= DATASET EXTRACT =

##########

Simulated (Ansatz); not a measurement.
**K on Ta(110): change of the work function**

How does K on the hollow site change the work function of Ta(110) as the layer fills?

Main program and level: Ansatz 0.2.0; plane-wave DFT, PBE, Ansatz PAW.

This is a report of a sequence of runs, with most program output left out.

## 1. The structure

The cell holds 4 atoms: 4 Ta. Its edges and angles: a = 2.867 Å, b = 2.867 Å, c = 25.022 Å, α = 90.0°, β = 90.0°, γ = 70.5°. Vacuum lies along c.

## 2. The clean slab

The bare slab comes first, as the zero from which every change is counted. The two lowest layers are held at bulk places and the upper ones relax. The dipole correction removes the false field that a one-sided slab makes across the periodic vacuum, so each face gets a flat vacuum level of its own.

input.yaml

##########

= TASK ITEM =
In full and exactly as written, the listing is to be copied again.

= YOUR SOLUTION =
Simulated (Ansatz); not a measurement.
**K on Ta(110): change of the work function**

How does K on the hollow site change the work function of Ta(110) as the layer fills?

Main program and level: Ansatz 0.2.0; plane-wave DFT, PBE, Ansatz PAW.

This is a report of a sequence of runs, with most program output left out.

## 1. The structure

The cell holds 4 atoms: 4 Ta. Its edges and angles: a = 2.867 Å, b = 2.867 Å, c = 25.022 Å, α = 90.0°, β = 90.0°, γ = 70.5°. Vacuum lies along c.

## 2. The clean slab

The bare slab comes first, as the zero from which every change is counted. The two lowest layers are held at bulk places and the upper ones relax. The dipole correction removes the false field that a one-sided slab makes across the periodic vacuum, so each face gets a flat vacuum level of its own.

input.yaml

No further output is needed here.